═══ Records provided ═══

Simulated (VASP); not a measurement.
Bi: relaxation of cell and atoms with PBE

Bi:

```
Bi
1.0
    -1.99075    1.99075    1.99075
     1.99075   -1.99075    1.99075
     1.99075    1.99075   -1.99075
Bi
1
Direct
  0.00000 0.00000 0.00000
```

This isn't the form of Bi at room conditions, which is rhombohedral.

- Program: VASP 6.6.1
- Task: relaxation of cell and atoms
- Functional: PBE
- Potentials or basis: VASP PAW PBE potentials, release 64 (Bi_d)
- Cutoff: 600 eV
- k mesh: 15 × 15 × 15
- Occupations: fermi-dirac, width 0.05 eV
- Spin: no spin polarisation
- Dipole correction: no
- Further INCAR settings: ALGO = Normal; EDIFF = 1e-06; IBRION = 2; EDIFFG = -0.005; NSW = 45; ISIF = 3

═══

Work order:
From the first line to the last, copy the data exactly.

Response:
Simulated (VASP); not a measurement.
Bi: relaxation of cell and atoms with PBE

Bi:

```
Bi
1.0
    -1.99075    1.99075    1.99075
     1.99075   -1.99075    1.99075
     1.99075    1.99075   -1.99075
Bi
1
Direct
  0.00000 0.00000 0.00000
```

This isn't the form of Bi at room conditions, which is rhombohedral.

- Program: VASP 6.6.1
- Task: relaxation of cell and atoms
- Functional: PBE
- Potentials or basis: VASP PAW PBE potentials, release 64 (Bi_d)
- Cutoff: 600 eV
- k mesh: 15 × 15 × 15
- Occupations: fermi-dirac, width 0.05 eV
- Spin: no spin polarisation
- Dipole correction: no
- Further INCAR settings: ALGO = Normal; EDIFF = 1e-06; IBRION = 2; EDIFFG = -0.005; NSW = 45; ISIF = 3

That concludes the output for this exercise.